§ **WORK REQUEST**
Beneath this instruction is a listing. Transcribe from it only the stretch from the line with "Parent (X = H): C1" through the line with "Question: Give Δδ", both end lines included, exactly as written.

§ **DATA PROVIDED**
***
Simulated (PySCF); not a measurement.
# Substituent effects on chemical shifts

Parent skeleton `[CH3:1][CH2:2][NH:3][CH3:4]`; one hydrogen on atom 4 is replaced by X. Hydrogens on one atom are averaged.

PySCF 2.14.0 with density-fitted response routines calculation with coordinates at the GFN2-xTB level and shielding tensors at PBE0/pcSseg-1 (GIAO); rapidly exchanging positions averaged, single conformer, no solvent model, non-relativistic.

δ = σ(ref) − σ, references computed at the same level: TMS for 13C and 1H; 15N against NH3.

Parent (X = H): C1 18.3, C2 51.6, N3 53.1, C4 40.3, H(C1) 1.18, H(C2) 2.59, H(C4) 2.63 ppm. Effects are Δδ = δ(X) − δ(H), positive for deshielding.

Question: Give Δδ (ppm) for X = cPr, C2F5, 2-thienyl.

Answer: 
***

§ **RESPONSE AREA**
Parent (X = H): C1 18.3, C2 51.6, N3 53.1, C4 40.3, H(C1) 1.18, H(C2) 2.59, H(C4) 2.63 ppm. Effects are Δδ = δ(X) − δ(H), positive for deshielding.

Question: Give Δδ (ppm) for X = cPr, C2F5, 2-thienyl.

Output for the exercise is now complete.